+ + + + + + +

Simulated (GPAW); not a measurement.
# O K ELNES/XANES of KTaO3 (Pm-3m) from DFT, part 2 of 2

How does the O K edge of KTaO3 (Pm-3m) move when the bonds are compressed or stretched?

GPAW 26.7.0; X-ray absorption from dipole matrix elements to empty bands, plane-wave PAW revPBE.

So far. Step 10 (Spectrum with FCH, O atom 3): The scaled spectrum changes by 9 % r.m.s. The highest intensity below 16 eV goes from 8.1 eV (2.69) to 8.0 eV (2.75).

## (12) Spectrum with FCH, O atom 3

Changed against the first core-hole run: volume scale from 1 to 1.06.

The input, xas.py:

+ + + + + + +

ACTION ITEM
Go through the data above and repeat all of it exactly.

PROBLEM SOLUTION
Simulated (GPAW); not a measurement.
# O K ELNES/XANES of KTaO3 (Pm-3m) from DFT, part 2 of 2

How does the O K edge of KTaO3 (Pm-3m) move when the bonds are compressed or stretched?

GPAW 26.7.0; X-ray absorption from dipole matrix elements to empty bands, plane-wave PAW revPBE.

So far. Step 10 (Spectrum with FCH, O atom 3): The scaled spectrum changes by 9 % r.m.s. The highest intensity below 16 eV goes from 8.1 eV (2.69) to 8.0 eV (2.75).

## (12) Spectrum with FCH, O atom 3

Changed against the first core-hole run: volume scale from 1 to 1.06.

The input, xas.py:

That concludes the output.